### Record extracts
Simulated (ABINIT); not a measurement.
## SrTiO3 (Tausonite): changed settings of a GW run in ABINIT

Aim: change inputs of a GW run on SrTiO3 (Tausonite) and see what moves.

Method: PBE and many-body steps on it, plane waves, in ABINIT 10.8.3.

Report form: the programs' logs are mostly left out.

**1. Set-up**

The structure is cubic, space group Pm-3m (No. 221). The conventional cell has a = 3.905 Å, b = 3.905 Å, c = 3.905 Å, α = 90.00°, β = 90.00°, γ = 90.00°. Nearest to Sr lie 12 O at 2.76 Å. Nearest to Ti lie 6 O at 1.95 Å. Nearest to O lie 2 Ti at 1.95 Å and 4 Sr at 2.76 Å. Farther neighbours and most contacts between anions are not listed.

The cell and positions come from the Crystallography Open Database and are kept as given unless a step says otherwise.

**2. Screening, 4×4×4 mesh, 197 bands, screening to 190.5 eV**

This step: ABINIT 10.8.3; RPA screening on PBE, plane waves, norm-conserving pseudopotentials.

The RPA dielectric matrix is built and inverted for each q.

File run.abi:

### Exercise
Every record must be given again exactly as it was written.

### Answer area
Simulated (ABINIT); not a measurement.
## SrTiO3 (Tausonite): changed settings of a GW run in ABINIT

Aim: change inputs of a GW run on SrTiO3 (Tausonite) and see what moves.

Method: PBE and many-body steps on it, plane waves, in ABINIT 10.8.3.

Report form: the programs' logs are mostly left out.

**1. Set-up**

The structure is cubic, space group Pm-3m (No. 221). The conventional cell has a = 3.905 Å, b = 3.905 Å, c = 3.905 Å, α = 90.00°, β = 90.00°, γ = 90.00°. Nearest to Sr lie 12 O at 2.76 Å. Nearest to Ti lie 6 O at 1.95 Å. Nearest to O lie 2 Ti at 1.95 Å and 4 Sr at 2.76 Å. Farther neighbours and most contacts between anions are not listed.

The cell and positions come from the Crystallography Open Database and are kept as given unless a step says otherwise.

**2. Screening, 4×4×4 mesh, 197 bands, screening to 190.5 eV**

This step: ABINIT 10.8.3; RPA screening on PBE, plane waves, norm-conserving pseudopotentials.

The RPA dielectric matrix is built and inverted for each q.

File run.abi:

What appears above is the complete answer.